**DATA EXTRACT**.
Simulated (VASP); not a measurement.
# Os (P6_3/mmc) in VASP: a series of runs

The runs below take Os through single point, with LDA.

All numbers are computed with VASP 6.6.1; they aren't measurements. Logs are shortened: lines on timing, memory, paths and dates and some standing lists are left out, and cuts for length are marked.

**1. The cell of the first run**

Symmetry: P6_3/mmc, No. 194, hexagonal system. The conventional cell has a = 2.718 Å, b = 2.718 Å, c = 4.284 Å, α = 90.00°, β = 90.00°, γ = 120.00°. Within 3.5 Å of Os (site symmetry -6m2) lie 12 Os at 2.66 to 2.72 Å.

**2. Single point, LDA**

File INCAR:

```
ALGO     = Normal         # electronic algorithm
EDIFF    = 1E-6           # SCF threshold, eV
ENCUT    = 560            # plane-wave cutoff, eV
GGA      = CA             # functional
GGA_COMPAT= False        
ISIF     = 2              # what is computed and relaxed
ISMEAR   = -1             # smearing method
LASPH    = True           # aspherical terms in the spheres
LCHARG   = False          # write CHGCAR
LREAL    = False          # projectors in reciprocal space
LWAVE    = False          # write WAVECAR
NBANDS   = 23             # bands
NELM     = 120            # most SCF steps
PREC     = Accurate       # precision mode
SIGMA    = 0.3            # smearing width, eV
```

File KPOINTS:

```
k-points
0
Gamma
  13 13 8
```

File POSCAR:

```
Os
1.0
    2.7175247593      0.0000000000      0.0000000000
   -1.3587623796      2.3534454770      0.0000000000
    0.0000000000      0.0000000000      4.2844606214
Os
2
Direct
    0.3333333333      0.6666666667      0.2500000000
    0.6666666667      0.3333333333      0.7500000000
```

**EXERCISE**.
An exact retyping of the full listing is required.

**TASK OUTPUT**.
Simulated (VASP); not a measurement.
# Os (P6_3/mmc) in VASP: a series of runs

The runs below take Os through single point, with LDA.

All numbers are computed with VASP 6.6.1; they aren't measurements. Logs are shortened: lines on timing, memory, paths and dates and some standing lists are left out, and cuts for length are marked.

**1. The cell of the first run**

Symmetry: P6_3/mmc, No. 194, hexagonal system. The conventional cell has a = 2.718 Å, b = 2.718 Å, c = 4.284 Å, α = 90.00°, β = 90.00°, γ = 120.00°. Within 3.5 Å of Os (site symmetry -6m2) lie 12 Os at 2.66 to 2.72 Å.

**2. Single point, LDA**

File INCAR:

```
ALGO     = Normal         # electronic algorithm
EDIFF    = 1E-6           # SCF threshold, eV
ENCUT    = 560            # plane-wave cutoff, eV
GGA      = CA             # functional
GGA_COMPAT= False        
ISIF     = 2              # what is computed and relaxed
ISMEAR   = -1             # smearing method
LASPH    = True           # aspherical terms in the spheres
LCHARG   = False          # write CHGCAR
LREAL    = False          # projectors in reciprocal space
LWAVE    = False          # write WAVECAR
NBANDS   = 23             # bands
NELM     = 120            # most SCF steps
PREC     = Accurate       # precision mode
SIGMA    = 0.3            # smearing width, eV
```

File KPOINTS:

```
k-points
0
Gamma
  13 13 8
```

File POSCAR:

```
Os
1.0
    2.7175247593      0.0000000000      0.0000000000
   -1.3587623796      2.3534454770      0.0000000000
    0.0000000000      0.0000000000      4.2844606214
Os
2
Direct
    0.3333333333      0.6666666667      0.2500000000
    0.6666666667      0.3333333333      0.7500000000
```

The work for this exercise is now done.